==== Extracted entries ====
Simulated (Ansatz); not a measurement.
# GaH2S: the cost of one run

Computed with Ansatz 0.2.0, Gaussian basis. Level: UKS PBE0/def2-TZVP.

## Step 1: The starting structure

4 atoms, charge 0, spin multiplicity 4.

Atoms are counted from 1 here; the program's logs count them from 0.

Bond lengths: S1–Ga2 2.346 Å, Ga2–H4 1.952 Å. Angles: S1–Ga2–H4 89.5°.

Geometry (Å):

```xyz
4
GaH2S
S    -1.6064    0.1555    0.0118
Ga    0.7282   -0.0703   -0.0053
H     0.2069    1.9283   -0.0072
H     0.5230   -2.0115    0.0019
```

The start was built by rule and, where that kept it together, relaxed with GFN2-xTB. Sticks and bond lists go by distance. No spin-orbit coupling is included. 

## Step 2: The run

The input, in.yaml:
====

Work task: Each entry above, in full, should be output exactly as it reads.

Your response:
Simulated (Ansatz); not a measurement.
# GaH2S: the cost of one run

Computed with Ansatz 0.2.0, Gaussian basis. Level: UKS PBE0/def2-TZVP.

## Step 1: The starting structure

4 atoms, charge 0, spin multiplicity 4.

Atoms are counted from 1 here; the program's logs count them from 0.

Bond lengths: S1–Ga2 2.346 Å, Ga2–H4 1.952 Å. Angles: S1–Ga2–H4 89.5°.

Geometry (Å):

```xyz
4
GaH2S
S    -1.6064    0.1555    0.0118
Ga    0.7282   -0.0703   -0.0053
H     0.2069    1.9283   -0.0072
H     0.5230   -2.0115    0.0019
```

The start was built by rule and, where that kept it together, relaxed with GFN2-xTB. Sticks and bond lists go by distance. No spin-orbit coupling is included. 

## Step 2: The run

The input, in.yaml:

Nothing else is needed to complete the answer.